Source information:
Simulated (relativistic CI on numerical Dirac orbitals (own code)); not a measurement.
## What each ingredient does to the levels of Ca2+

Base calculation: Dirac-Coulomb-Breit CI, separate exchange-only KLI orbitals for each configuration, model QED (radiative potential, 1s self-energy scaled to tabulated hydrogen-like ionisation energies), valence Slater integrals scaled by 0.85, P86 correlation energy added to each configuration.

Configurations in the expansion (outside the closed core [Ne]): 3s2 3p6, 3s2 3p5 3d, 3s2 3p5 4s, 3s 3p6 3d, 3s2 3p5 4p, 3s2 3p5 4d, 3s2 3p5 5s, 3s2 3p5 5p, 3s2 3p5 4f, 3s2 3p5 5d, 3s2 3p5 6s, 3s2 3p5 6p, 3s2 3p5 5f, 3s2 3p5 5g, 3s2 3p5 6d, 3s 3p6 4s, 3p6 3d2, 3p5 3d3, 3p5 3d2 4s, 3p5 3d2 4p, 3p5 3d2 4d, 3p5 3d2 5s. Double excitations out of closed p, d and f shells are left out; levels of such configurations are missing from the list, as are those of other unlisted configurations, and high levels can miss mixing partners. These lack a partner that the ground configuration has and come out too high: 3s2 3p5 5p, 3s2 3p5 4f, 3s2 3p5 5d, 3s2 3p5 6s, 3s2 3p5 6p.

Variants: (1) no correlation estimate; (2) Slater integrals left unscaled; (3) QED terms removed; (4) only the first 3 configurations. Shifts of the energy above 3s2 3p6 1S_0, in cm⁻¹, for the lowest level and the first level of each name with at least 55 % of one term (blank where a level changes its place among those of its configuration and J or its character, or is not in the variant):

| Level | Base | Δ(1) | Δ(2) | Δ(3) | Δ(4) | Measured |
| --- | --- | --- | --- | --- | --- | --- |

Assigned task: Write out all the material exactly.

Exercise response:
Simulated (relativistic CI on numerical Dirac orbitals (own code)); not a measurement.
## What each ingredient does to the levels of Ca2+

Base calculation: Dirac-Coulomb-Breit CI, separate exchange-only KLI orbitals for each configuration, model QED (radiative potential, 1s self-energy scaled to tabulated hydrogen-like ionisation energies), valence Slater integrals scaled by 0.85, P86 correlation energy added to each configuration.

Configurations in the expansion (outside the closed core [Ne]): 3s2 3p6, 3s2 3p5 3d, 3s2 3p5 4s, 3s 3p6 3d, 3s2 3p5 4p, 3s2 3p5 4d, 3s2 3p5 5s, 3s2 3p5 5p, 3s2 3p5 4f, 3s2 3p5 5d, 3s2 3p5 6s, 3s2 3p5 6p, 3s2 3p5 5f, 3s2 3p5 5g, 3s2 3p5 6d, 3s 3p6 4s, 3p6 3d2, 3p5 3d3, 3p5 3d2 4s, 3p5 3d2 4p, 3p5 3d2 4d, 3p5 3d2 5s. Double excitations out of closed p, d and f shells are left out; levels of such configurations are missing from the list, as are those of other unlisted configurations, and high levels can miss mixing partners. These lack a partner that the ground configuration has and come out too high: 3s2 3p5 5p, 3s2 3p5 4f, 3s2 3p5 5d, 3s2 3p5 6s, 3s2 3p5 6p.

Variants: (1) no correlation estimate; (2) Slater integrals left unscaled; (3) QED terms removed; (4) only the first 3 configurations. Shifts of the energy above 3s2 3p6 1S_0, in cm⁻¹, for the lowest level and the first level of each name with at least 55 % of one term (blank where a level changes its place among those of its configuration and J or its character, or is not in the variant):

| Level | Base | Δ(1) | Δ(2) | Δ(3) | Δ(4) | Measured |
| --- | --- | --- | --- | --- | --- | --- |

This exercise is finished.